Work request — Every line in the records below between the one holding "- Spin: no spin polarisation" and the one holding "Q: Estimate the wall time of this run.", inclusive, is to be set down exactly; all other lines are to be left out.

/---

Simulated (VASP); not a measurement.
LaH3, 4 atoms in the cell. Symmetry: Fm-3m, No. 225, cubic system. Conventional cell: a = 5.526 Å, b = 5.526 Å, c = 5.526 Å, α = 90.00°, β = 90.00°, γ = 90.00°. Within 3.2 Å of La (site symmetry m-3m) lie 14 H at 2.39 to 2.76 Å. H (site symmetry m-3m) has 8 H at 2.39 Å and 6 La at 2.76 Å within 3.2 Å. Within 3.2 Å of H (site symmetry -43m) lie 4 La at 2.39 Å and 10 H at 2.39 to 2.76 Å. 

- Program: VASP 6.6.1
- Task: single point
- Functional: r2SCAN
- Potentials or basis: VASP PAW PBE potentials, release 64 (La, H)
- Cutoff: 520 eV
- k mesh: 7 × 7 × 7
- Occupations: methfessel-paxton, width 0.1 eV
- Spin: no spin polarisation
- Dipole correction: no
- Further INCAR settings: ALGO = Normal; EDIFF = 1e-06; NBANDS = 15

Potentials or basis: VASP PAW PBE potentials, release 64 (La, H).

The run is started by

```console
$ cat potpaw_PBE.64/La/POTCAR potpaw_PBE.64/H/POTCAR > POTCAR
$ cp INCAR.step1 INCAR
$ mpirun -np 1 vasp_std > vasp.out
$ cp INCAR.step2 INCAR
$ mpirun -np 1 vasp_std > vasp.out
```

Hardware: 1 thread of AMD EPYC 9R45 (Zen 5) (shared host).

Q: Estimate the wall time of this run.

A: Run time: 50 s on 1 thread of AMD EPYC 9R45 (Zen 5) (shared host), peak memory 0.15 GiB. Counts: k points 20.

\---

Written answer —
- Spin: no spin polarisation
- Dipole correction: no
- Further INCAR settings: ALGO = Normal; EDIFF = 1e-06; NBANDS = 15

Potentials or basis: VASP PAW PBE potentials, release 64 (La, H).

The run is started by

```console
$ cat potpaw_PBE.64/La/POTCAR potpaw_PBE.64/H/POTCAR > POTCAR
$ cp INCAR.step1 INCAR
$ mpirun -np 1 vasp_std > vasp.out
$ cp INCAR.step2 INCAR
$ mpirun -np 1 vasp_std > vasp.out
```

Hardware: 1 thread of AMD EPYC 9R45 (Zen 5) (shared host).

Q: Estimate the wall time of this run.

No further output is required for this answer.